###

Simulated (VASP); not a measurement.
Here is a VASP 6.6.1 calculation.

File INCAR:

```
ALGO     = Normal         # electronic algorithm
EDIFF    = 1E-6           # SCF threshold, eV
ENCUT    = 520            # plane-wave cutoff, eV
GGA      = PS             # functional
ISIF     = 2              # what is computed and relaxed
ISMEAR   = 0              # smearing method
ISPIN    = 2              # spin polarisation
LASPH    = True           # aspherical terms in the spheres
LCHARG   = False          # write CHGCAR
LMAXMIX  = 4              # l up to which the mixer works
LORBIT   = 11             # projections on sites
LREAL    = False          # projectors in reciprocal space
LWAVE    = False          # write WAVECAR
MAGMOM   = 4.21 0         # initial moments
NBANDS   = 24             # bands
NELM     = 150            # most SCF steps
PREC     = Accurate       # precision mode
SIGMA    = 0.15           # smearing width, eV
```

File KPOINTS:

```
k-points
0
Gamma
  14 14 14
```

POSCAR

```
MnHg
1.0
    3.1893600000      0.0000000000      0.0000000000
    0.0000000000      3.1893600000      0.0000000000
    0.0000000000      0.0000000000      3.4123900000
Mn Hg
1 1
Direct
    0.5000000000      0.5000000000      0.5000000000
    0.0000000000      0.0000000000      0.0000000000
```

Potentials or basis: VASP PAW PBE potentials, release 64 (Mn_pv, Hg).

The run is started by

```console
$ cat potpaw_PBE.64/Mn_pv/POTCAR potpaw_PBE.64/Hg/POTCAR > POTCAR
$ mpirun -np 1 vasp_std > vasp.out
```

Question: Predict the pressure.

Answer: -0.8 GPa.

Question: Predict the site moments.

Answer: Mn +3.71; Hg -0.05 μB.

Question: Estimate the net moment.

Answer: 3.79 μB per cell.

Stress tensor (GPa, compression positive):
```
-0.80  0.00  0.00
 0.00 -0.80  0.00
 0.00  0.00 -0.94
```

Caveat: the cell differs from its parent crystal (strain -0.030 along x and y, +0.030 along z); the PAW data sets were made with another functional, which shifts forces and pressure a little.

###

Only the lines above from the line with "The run is started by" to the line with "Answer: 3.79 μB per cell.", those two lines included, should be reproduced exactly.

▶ WRITTEN REPLY
The run is started by

```console
$ cat potpaw_PBE.64/Mn_pv/POTCAR potpaw_PBE.64/Hg/POTCAR > POTCAR
$ mpirun -np 1 vasp_std > vasp.out
```

Question: Predict the pressure.

Answer: -0.8 GPa.

Question: Predict the site moments.

Answer: Mn +3.71; Hg -0.05 μB.

Question: Estimate the net moment.

Answer: 3.79 μB per cell.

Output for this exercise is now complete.